◆ Excerpted records
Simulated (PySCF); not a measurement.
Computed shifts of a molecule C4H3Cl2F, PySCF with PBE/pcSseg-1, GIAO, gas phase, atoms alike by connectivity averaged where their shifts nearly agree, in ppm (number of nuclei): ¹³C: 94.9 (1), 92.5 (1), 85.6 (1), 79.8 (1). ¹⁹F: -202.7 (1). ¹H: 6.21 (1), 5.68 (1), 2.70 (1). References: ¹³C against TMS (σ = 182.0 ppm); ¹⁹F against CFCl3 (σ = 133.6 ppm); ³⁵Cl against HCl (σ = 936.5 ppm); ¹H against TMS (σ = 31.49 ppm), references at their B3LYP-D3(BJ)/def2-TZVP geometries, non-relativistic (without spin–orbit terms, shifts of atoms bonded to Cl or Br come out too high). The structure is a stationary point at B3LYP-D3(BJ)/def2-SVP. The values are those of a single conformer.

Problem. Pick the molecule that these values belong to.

◆ Task item
Please retype all of the data above exactly as written.

◆ Exercise result
Simulated (PySCF); not a measurement.
Computed shifts of a molecule C4H3Cl2F, PySCF with PBE/pcSseg-1, GIAO, gas phase, atoms alike by connectivity averaged where their shifts nearly agree, in ppm (number of nuclei): ¹³C: 94.9 (1), 92.5 (1), 85.6 (1), 79.8 (1). ¹⁹F: -202.7 (1). ¹H: 6.21 (1), 5.68 (1), 2.70 (1). References: ¹³C against TMS (σ = 182.0 ppm); ¹⁹F against CFCl3 (σ = 133.6 ppm); ³⁵Cl against HCl (σ = 936.5 ppm); ¹H against TMS (σ = 31.49 ppm), references at their B3LYP-D3(BJ)/def2-TZVP geometries, non-relativistic (without spin–orbit terms, shifts of atoms bonded to Cl or Br come out too high). The structure is a stationary point at B3LYP-D3(BJ)/def2-SVP. The values are those of a single conformer.

Problem. Pick the molecule that these values belong to.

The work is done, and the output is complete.